───── Entries shown
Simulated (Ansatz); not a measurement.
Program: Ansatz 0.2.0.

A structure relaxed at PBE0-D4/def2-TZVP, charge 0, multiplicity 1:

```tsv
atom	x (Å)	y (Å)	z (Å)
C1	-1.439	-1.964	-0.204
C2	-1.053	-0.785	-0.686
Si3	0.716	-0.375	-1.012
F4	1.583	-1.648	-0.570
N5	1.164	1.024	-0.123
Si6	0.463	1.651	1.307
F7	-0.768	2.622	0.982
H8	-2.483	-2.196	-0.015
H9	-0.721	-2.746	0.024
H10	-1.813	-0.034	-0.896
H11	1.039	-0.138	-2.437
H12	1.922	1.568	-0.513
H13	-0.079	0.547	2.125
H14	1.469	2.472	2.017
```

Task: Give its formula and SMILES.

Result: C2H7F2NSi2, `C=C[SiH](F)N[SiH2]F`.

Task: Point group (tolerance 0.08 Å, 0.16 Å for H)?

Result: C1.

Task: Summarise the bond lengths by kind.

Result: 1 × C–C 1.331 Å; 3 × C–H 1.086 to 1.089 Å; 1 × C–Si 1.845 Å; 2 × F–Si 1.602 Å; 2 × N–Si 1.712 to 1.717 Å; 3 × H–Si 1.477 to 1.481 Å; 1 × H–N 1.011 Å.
──────────

**Exercise:**
Using the entries above, quote each line verbatim from the first through the line that contains "Task: Summarise the bond lengths by kind.".

**Task answer:**
Simulated (Ansatz); not a measurement.
Program: Ansatz 0.2.0.

A structure relaxed at PBE0-D4/def2-TZVP, charge 0, multiplicity 1:

```tsv
atom	x (Å)	y (Å)	z (Å)
C1	-1.439	-1.964	-0.204
C2	-1.053	-0.785	-0.686
Si3	0.716	-0.375	-1.012
F4	1.583	-1.648	-0.570
N5	1.164	1.024	-0.123
Si6	0.463	1.651	1.307
F7	-0.768	2.622	0.982
H8	-2.483	-2.196	-0.015
H9	-0.721	-2.746	0.024
H10	-1.813	-0.034	-0.896
H11	1.039	-0.138	-2.437
H12	1.922	1.568	-0.513
H13	-0.079	0.547	2.125
H14	1.469	2.472	2.017
```

Task: Give its formula and SMILES.

Result: C2H7F2NSi2, `C=C[SiH](F)N[SiH2]F`.

Task: Point group (tolerance 0.08 Å, 0.16 Å for H)?

Result: C1.

Task: Summarise the bond lengths by kind.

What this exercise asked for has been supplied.